--
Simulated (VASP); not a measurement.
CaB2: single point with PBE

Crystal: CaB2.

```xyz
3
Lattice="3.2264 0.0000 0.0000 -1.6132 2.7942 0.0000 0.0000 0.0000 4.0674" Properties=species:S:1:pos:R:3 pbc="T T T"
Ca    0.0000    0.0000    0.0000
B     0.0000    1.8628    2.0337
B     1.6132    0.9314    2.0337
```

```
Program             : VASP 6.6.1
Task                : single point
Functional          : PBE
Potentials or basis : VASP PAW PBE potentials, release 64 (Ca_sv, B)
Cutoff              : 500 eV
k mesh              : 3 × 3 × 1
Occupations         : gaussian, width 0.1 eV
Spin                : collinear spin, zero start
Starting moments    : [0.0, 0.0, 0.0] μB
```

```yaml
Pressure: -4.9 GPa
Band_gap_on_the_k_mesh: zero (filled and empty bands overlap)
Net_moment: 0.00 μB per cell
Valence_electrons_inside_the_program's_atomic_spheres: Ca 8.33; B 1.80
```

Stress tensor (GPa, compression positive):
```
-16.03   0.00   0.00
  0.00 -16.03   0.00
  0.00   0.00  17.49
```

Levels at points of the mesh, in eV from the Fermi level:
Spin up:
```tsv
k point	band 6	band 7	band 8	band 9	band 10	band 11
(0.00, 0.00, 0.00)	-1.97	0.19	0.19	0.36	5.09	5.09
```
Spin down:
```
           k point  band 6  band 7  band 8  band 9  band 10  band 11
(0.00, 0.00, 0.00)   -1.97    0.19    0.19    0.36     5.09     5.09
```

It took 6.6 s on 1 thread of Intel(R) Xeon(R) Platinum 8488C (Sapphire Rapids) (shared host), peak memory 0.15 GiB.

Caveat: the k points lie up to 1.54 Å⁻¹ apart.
--

# [BRIEF]
Each line from the start of the records through the line holding "It took 6.6" must be returned exactly; nothing else belongs in the answer.

# [WRITTEN SOLUTION]
Simulated (VASP); not a measurement.
CaB2: single point with PBE

Crystal: CaB2.

```xyz
3
Lattice="3.2264 0.0000 0.0000 -1.6132 2.7942 0.0000 0.0000 0.0000 4.0674" Properties=species:S:1:pos:R:3 pbc="T T T"
Ca    0.0000    0.0000    0.0000
B     0.0000    1.8628    2.0337
B     1.6132    0.9314    2.0337
```

```
Program             : VASP 6.6.1
Task                : single point
Functional          : PBE
Potentials or basis : VASP PAW PBE potentials, release 64 (Ca_sv, B)
Cutoff              : 500 eV
k mesh              : 3 × 3 × 1
Occupations         : gaussian, width 0.1 eV
Spin                : collinear spin, zero start
Starting moments    : [0.0, 0.0, 0.0] μB
```

```yaml
Pressure: -4.9 GPa
Band_gap_on_the_k_mesh: zero (filled and empty bands overlap)
Net_moment: 0.00 μB per cell
Valence_electrons_inside_the_program's_atomic_spheres: Ca 8.33; B 1.80
```

Stress tensor (GPa, compression positive):
```
-16.03   0.00   0.00
  0.00 -16.03   0.00
  0.00   0.00  17.49
```

Levels at points of the mesh, in eV from the Fermi level:
Spin up:
```tsv
k point	band 6	band 7	band 8	band 9	band 10	band 11
(0.00, 0.00, 0.00)	-1.97	0.19	0.19	0.36	5.09	5.09
```
Spin down:
```
           k point  band 6  band 7  band 8  band 9  band 10  band 11
(0.00, 0.00, 0.00)   -1.97    0.19    0.19    0.36     5.09     5.09
```

It took 6.6 s on 1 thread of Intel(R) Xeon(R) Platinum 8488C (Sapphire Rapids) (shared host), peak memory 0.15 GiB.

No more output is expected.